Input data START

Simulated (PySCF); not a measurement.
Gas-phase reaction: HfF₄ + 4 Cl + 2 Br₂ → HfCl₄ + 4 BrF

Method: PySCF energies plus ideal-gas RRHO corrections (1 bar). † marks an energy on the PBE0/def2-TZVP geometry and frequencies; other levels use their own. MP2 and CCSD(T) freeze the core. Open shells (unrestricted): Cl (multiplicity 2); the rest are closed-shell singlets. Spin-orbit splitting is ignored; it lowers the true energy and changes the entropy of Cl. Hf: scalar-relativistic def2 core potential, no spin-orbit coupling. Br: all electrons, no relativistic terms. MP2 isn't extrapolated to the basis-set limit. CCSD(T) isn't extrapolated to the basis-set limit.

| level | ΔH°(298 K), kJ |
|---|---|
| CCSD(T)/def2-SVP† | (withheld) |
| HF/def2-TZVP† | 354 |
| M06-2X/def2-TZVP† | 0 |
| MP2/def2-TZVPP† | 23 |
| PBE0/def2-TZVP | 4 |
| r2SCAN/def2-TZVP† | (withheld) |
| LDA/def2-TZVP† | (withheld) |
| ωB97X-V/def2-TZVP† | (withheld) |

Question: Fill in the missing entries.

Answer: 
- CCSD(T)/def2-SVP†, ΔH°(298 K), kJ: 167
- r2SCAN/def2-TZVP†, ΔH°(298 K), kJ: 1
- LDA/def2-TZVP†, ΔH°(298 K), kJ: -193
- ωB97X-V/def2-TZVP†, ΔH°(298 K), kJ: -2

Input data END

Activity - What you give back should be only the lines of the records above, starting at the line with "r2SCAN/def2-TZVP† | (withheld) |" and ending at the line with "- r2SCAN/def2-TZVP†, ΔH°(298 K), kJ: 1", restated word for word.

Written solution -
| r2SCAN/def2-TZVP† | (withheld) |
| LDA/def2-TZVP† | (withheld) |
| ωB97X-V/def2-TZVP† | (withheld) |

Question: Fill in the missing entries.

Answer: 
- CCSD(T)/def2-SVP†, ΔH°(298 K), kJ: 167
- r2SCAN/def2-TZVP†, ΔH°(298 K), kJ: 1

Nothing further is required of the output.